......

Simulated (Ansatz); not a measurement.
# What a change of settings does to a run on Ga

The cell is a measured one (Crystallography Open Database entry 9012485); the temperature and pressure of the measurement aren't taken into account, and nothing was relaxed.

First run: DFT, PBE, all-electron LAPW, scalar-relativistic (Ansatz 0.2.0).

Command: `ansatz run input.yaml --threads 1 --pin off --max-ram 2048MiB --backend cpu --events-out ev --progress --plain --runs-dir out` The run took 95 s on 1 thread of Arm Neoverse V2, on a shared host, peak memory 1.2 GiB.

......

## REQUIREMENT
If a line falls between the first line of the data above and the line holding "First run: DFT, PBE, all-electron", inclusive, retype it exactly; retype no other line.

## WORKED SOLUTION
Simulated (Ansatz); not a measurement.
# What a change of settings does to a run on Ga

The cell is a measured one (Crystallography Open Database entry 9012485); the temperature and pressure of the measurement aren't taken into account, and nothing was relaxed.

First run: DFT, PBE, all-electron LAPW, scalar-relativistic (Ansatz 0.2.0).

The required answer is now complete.